ENTRIES SUPPLIED:
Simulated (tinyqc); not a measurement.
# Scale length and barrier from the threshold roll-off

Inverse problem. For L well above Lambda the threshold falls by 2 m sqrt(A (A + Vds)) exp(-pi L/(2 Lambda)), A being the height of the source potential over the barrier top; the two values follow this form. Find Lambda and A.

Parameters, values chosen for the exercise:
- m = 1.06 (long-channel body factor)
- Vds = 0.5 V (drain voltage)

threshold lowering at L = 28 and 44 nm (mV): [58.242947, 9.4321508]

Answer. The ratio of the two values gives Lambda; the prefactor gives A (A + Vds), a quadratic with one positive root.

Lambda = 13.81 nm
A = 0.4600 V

TASK ITEM: From top to bottom, repeat the material above word for word.

TASK SOLUTION:
Simulated (tinyqc); not a measurement.
# Scale length and barrier from the threshold roll-off

Inverse problem. For L well above Lambda the threshold falls by 2 m sqrt(A (A + Vds)) exp(-pi L/(2 Lambda)), A being the height of the source potential over the barrier top; the two values follow this form. Find Lambda and A.

Parameters, values chosen for the exercise:
- m = 1.06 (long-channel body factor)
- Vds = 0.5 V (drain voltage)

threshold lowering at L = 28 and 44 nm (mV): [58.242947, 9.4321508]

Answer. The ratio of the two values gives Lambda; the prefactor gives A (A + Vds), a quadratic with one positive root.

Lambda = 13.81 nm
A = 0.4600 V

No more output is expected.